PROVIDED MATERIAL:
= = = = = = =

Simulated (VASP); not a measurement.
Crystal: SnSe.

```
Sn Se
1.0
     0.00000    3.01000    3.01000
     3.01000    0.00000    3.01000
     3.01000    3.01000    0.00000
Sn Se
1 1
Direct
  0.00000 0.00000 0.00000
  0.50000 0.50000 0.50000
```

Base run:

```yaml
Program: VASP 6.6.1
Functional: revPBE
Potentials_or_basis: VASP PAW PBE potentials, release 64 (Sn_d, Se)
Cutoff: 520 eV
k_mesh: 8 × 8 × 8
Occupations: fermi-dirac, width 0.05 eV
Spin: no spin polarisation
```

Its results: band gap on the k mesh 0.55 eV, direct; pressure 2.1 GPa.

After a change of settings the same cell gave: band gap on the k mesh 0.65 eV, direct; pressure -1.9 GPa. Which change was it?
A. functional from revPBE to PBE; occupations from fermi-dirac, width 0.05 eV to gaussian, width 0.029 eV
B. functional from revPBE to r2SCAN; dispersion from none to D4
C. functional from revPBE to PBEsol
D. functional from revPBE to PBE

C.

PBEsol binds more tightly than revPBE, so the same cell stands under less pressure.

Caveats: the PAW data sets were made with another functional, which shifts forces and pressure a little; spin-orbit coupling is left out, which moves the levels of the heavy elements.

= = = = = = =

WORK REQUEST: Only the lines from the one containing "Crystal: SnSe." through the one containing "PBEsol binds more" are to be retyped, both boundary lines included, with no other material.

RESPONSE AREA:
Crystal: SnSe.

```
Sn Se
1.0
     0.00000    3.01000    3.01000
     3.01000    0.00000    3.01000
     3.01000    3.01000    0.00000
Sn Se
1 1
Direct
  0.00000 0.00000 0.00000
  0.50000 0.50000 0.50000
```

Base run:

```yaml
Program: VASP 6.6.1
Functional: revPBE
Potentials_or_basis: VASP PAW PBE potentials, release 64 (Sn_d, Se)
Cutoff: 520 eV
k_mesh: 8 × 8 × 8
Occupations: fermi-dirac, width 0.05 eV
Spin: no spin polarisation
```

Its results: band gap on the k mesh 0.55 eV, direct; pressure 2.1 GPa.

After a change of settings the same cell gave: band gap on the k mesh 0.65 eV, direct; pressure -1.9 GPa. Which change was it?
A. functional from revPBE to PBE; occupations from fermi-dirac, width 0.05 eV to gaussian, width 0.029 eV
B. functional from revPBE to r2SCAN; dispersion from none to D4
C. functional from revPBE to PBEsol
D. functional from revPBE to PBE

C.

PBEsol binds more tightly than revPBE, so the same cell stands under less pressure.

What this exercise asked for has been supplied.